• Activity: All lines from the start of the listing below through the line containing "The slice is" are to be written out again exactly, and no others.

• Available data:
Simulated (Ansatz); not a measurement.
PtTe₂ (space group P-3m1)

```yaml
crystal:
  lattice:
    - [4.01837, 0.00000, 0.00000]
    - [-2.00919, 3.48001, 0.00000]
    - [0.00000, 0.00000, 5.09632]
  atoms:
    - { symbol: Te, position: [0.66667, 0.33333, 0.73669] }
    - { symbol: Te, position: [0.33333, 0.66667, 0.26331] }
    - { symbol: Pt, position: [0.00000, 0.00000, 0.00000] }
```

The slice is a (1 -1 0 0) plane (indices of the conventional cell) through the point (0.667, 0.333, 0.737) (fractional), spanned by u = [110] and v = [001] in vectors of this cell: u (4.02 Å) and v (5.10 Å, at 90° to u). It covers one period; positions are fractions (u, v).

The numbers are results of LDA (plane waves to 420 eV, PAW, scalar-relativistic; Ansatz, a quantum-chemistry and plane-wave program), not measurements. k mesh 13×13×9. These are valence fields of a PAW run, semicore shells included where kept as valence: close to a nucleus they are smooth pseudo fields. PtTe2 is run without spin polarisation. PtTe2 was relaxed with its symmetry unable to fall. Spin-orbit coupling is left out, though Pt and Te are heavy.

• Task result:
Simulated (Ansatz); not a measurement.
PtTe₂ (space group P-3m1)

```yaml
crystal:
  lattice:
    - [4.01837, 0.00000, 0.00000]
    - [-2.00919, 3.48001, 0.00000]
    - [0.00000, 0.00000, 5.09632]
  atoms:
    - { symbol: Te, position: [0.66667, 0.33333, 0.73669] }
    - { symbol: Te, position: [0.33333, 0.66667, 0.26331] }
    - { symbol: Pt, position: [0.00000, 0.00000, 0.00000] }
```

The slice is a (1 -1 0 0) plane (indices of the conventional cell) through the point (0.667, 0.333, 0.737) (fractional), spanned by u = [110] and v = [001] in vectors of this cell: u (4.02 Å) and v (5.10 Å, at 90° to u). It covers one period; positions are fractions (u, v).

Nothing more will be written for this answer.